- - - - - - -

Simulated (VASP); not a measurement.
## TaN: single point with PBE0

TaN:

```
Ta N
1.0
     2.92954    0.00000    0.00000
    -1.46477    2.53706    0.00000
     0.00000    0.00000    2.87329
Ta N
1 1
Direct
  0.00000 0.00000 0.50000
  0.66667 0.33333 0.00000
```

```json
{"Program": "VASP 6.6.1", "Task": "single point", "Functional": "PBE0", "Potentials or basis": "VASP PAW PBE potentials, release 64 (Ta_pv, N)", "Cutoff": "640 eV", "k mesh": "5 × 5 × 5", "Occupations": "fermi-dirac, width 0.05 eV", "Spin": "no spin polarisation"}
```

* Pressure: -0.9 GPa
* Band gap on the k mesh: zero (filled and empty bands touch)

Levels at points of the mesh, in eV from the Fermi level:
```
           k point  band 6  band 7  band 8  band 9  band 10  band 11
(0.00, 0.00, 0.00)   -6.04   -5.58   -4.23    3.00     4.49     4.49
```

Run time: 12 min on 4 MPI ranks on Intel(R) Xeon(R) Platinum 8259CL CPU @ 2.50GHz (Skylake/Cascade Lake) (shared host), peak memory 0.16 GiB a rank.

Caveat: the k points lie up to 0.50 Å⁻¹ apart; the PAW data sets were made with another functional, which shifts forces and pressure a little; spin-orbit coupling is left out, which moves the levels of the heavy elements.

- - - - - - -

(Required action)
Write down, word for word, the lines above from the one containing "## TaN: single point with PBE0" through the one containing "Run time: 12", both ends included.

(Exercise response)
## TaN: single point with PBE0

TaN:

```
Ta N
1.0
     2.92954    0.00000    0.00000
    -1.46477    2.53706    0.00000
     0.00000    0.00000    2.87329
Ta N
1 1
Direct
  0.00000 0.00000 0.50000
  0.66667 0.33333 0.00000
```

```json
{"Program": "VASP 6.6.1", "Task": "single point", "Functional": "PBE0", "Potentials or basis": "VASP PAW PBE potentials, release 64 (Ta_pv, N)", "Cutoff": "640 eV", "k mesh": "5 × 5 × 5", "Occupations": "fermi-dirac, width 0.05 eV", "Spin": "no spin polarisation"}
```

* Pressure: -0.9 GPa
* Band gap on the k mesh: zero (filled and empty bands touch)

Levels at points of the mesh, in eV from the Fermi level:
```
           k point  band 6  band 7  band 8  band 9  band 10  band 11
(0.00, 0.00, 0.00)   -6.04   -5.58   -4.23    3.00     4.49     4.49
```

Run time: 12 min on 4 MPI ranks on Intel(R) Xeon(R) Platinum 8259CL CPU @ 2.50GHz (Skylake/Cascade Lake) (shared host), peak memory 0.16 GiB a rank.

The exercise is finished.